Brief:
Write out the whole listing. Leave out nothing.

Data provided:
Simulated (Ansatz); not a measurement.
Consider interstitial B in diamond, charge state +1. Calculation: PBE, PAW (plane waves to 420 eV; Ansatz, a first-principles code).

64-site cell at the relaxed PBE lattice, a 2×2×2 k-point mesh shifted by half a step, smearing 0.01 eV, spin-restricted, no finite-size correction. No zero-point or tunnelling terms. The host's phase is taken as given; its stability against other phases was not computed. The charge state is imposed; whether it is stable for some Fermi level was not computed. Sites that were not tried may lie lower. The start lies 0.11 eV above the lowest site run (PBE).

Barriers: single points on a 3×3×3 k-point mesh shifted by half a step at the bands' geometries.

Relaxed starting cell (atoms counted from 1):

Result:
Simulated (Ansatz); not a measurement.
Consider interstitial B in diamond, charge state +1. Calculation: PBE, PAW (plane waves to 420 eV; Ansatz, a first-principles code).

64-site cell at the relaxed PBE lattice, a 2×2×2 k-point mesh shifted by half a step, smearing 0.01 eV, spin-restricted, no finite-size correction. No zero-point or tunnelling terms. The host's phase is taken as given; its stability against other phases was not computed. The charge state is imposed; whether it is stable for some Fermi level was not computed. Sites that were not tried may lie lower. The start lies 0.11 eV above the lowest site run (PBE).

Barriers: single points on a 3×3×3 k-point mesh shifted by half a step at the bands' geometries.

Relaxed starting cell (atoms counted from 1):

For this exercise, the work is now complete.